== == ==

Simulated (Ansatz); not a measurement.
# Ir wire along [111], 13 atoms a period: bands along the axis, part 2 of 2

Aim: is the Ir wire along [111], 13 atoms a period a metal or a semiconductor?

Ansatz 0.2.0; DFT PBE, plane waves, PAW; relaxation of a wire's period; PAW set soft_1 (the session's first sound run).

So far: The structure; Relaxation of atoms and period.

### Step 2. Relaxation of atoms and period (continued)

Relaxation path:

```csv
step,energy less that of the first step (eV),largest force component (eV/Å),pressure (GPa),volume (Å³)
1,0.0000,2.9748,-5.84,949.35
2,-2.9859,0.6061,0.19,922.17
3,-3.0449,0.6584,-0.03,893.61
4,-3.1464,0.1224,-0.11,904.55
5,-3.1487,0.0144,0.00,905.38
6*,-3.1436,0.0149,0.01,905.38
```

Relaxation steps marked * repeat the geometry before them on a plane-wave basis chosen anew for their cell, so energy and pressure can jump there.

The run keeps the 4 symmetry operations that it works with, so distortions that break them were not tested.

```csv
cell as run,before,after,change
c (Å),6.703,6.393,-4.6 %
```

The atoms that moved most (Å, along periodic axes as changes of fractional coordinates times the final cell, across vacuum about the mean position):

== == ==

Print the records above verbatim from their first line to the line containing "Ansatz 0.2.0; DFT", both included, and stop there.

Simulated (Ansatz); not a measurement.
# Ir wire along [111], 13 atoms a period: bands along the axis, part 2 of 2

Aim: is the Ir wire along [111], 13 atoms a period a metal or a semiconductor?

Ansatz 0.2.0; DFT PBE, plane waves, PAW; relaxation of a wire's period; PAW set soft_1 (the session's first sound run).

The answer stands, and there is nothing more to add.